■ **Action item**
Please reproduce the full listing exactly, with nothing added.

■ **Information provided**
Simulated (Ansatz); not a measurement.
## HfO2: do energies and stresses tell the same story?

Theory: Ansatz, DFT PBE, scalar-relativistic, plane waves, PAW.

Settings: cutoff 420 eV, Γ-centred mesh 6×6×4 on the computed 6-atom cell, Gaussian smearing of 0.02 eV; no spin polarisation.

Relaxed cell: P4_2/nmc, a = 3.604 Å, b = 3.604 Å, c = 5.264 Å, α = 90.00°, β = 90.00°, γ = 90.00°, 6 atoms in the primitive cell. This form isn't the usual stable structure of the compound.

■ **Written reply**
Simulated (Ansatz); not a measurement.
## HfO2: do energies and stresses tell the same story?

Theory: Ansatz, DFT PBE, scalar-relativistic, plane waves, PAW.

Settings: cutoff 420 eV, Γ-centred mesh 6×6×4 on the computed 6-atom cell, Gaussian smearing of 0.02 eV; no spin polarisation.

Relaxed cell: P4_2/nmc, a = 3.604 Å, b = 3.604 Å, c = 5.264 Å, α = 90.00°, β = 90.00°, γ = 90.00°, 6 atoms in the primitive cell. This form isn't the usual stable structure of the compound.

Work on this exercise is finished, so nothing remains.